> **WORK ITEM**: Set down all of the entries exactly, leaving nothing out.

> **STORED DATA**:
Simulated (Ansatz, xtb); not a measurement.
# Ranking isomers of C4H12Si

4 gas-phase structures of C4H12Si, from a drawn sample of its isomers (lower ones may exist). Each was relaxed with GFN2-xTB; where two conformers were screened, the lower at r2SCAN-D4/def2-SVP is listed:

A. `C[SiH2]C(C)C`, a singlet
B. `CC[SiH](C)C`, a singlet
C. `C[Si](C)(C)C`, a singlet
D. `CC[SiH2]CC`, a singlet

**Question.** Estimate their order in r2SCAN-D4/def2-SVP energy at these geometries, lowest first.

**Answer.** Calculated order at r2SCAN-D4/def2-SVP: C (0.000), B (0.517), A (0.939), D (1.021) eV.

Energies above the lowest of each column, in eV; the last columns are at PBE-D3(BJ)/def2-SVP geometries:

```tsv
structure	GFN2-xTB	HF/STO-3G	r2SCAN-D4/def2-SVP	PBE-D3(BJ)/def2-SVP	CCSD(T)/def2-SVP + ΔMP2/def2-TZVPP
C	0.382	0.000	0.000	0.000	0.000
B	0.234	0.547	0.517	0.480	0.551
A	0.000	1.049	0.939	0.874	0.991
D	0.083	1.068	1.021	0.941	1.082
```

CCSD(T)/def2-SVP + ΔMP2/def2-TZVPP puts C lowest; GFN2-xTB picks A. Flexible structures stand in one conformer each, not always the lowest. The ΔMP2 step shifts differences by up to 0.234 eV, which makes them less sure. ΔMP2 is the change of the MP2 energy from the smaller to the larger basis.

> **RESULT**:
Simulated (Ansatz, xtb); not a measurement.
# Ranking isomers of C4H12Si

4 gas-phase structures of C4H12Si, from a drawn sample of its isomers (lower ones may exist). Each was relaxed with GFN2-xTB; where two conformers were screened, the lower at r2SCAN-D4/def2-SVP is listed:

A. `C[SiH2]C(C)C`, a singlet
B. `CC[SiH](C)C`, a singlet
C. `C[Si](C)(C)C`, a singlet
D. `CC[SiH2]CC`, a singlet

**Question.** Estimate their order in r2SCAN-D4/def2-SVP energy at these geometries, lowest first.

**Answer.** Calculated order at r2SCAN-D4/def2-SVP: C (0.000), B (0.517), A (0.939), D (1.021) eV.

Energies above the lowest of each column, in eV; the last columns are at PBE-D3(BJ)/def2-SVP geometries:

```tsv
structure	GFN2-xTB	HF/STO-3G	r2SCAN-D4/def2-SVP	PBE-D3(BJ)/def2-SVP	CCSD(T)/def2-SVP + ΔMP2/def2-TZVPP
C	0.382	0.000	0.000	0.000	0.000
B	0.234	0.547	0.517	0.480	0.551
A	0.000	1.049	0.939	0.874	0.991
D	0.083	1.068	1.021	0.941	1.082
```

CCSD(T)/def2-SVP + ΔMP2/def2-TZVPP puts C lowest; GFN2-xTB picks A. Flexible structures stand in one conformer each, not always the lowest. The ΔMP2 step shifts differences by up to 0.234 eV, which makes them less sure. ΔMP2 is the change of the MP2 energy from the smaller to the larger basis.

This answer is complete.